Excerpted data
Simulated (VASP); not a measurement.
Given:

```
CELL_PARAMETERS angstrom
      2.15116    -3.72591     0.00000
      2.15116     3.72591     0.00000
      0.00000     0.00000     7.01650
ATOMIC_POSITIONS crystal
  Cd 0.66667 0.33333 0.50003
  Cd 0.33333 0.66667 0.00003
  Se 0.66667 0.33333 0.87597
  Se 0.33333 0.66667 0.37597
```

Requirement
Restate the data exactly, keeping every line intact.

Solution
Simulated (VASP); not a measurement.
Given:

```
CELL_PARAMETERS angstrom
      2.15116    -3.72591     0.00000
      2.15116     3.72591     0.00000
      0.00000     0.00000     7.01650
ATOMIC_POSITIONS crystal
  Cd 0.66667 0.33333 0.50003
  Cd 0.33333 0.66667 0.00003
  Se 0.66667 0.33333 0.87597
  Se 0.33333 0.66667 0.37597
```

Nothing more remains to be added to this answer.